Work request
Every line of the material below, from the top through the line with "the relaxation end?", should be reproduced exactly.

Extracted data
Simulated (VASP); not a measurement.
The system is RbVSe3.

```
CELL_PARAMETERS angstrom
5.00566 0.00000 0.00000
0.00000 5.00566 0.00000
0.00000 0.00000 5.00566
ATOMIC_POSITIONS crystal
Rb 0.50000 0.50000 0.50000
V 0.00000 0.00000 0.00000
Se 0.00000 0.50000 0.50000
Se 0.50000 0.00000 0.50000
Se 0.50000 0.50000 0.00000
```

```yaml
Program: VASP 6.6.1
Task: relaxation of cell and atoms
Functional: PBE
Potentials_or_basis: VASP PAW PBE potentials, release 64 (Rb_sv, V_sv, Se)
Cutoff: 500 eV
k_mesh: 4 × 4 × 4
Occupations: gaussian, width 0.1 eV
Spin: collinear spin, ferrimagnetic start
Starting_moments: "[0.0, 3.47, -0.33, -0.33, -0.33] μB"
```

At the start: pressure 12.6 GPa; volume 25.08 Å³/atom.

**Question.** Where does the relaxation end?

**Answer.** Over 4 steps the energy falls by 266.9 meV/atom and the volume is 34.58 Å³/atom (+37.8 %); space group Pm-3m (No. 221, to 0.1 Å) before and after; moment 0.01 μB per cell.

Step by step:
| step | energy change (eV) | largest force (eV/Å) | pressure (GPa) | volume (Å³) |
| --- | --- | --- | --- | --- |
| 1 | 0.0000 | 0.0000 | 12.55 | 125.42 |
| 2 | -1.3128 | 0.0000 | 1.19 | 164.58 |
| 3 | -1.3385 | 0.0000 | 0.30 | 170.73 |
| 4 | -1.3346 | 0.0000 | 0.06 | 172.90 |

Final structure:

Task output
Simulated (VASP); not a measurement.
The system is RbVSe3.

```
CELL_PARAMETERS angstrom
5.00566 0.00000 0.00000
0.00000 5.00566 0.00000
0.00000 0.00000 5.00566
ATOMIC_POSITIONS crystal
Rb 0.50000 0.50000 0.50000
V 0.00000 0.00000 0.00000
Se 0.00000 0.50000 0.50000
Se 0.50000 0.00000 0.50000
Se 0.50000 0.50000 0.00000
```

```yaml
Program: VASP 6.6.1
Task: relaxation of cell and atoms
Functional: PBE
Potentials_or_basis: VASP PAW PBE potentials, release 64 (Rb_sv, V_sv, Se)
Cutoff: 500 eV
k_mesh: 4 × 4 × 4
Occupations: gaussian, width 0.1 eV
Spin: collinear spin, ferrimagnetic start
Starting_moments: "[0.0, 3.47, -0.33, -0.33, -0.33] μB"
```

At the start: pressure 12.6 GPa; volume 25.08 Å³/atom.

**Question.** Where does the relaxation end?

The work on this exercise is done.